### Data excerpts
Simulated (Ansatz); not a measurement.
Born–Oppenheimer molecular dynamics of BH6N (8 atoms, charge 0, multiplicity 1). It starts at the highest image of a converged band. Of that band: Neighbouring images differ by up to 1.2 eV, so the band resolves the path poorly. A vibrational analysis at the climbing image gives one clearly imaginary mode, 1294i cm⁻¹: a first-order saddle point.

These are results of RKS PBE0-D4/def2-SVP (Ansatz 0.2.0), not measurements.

### Work task
Retype every record above exactly as it appears.

### Task answer
Simulated (Ansatz); not a measurement.
Born–Oppenheimer molecular dynamics of BH6N (8 atoms, charge 0, multiplicity 1). It starts at the highest image of a converged band. Of that band: Neighbouring images differ by up to 1.2 eV, so the band resolves the path poorly. A vibrational analysis at the climbing image gives one clearly imaginary mode, 1294i cm⁻¹: a first-order saddle point.

These are results of RKS PBE0-D4/def2-SVP (Ansatz 0.2.0), not measurements.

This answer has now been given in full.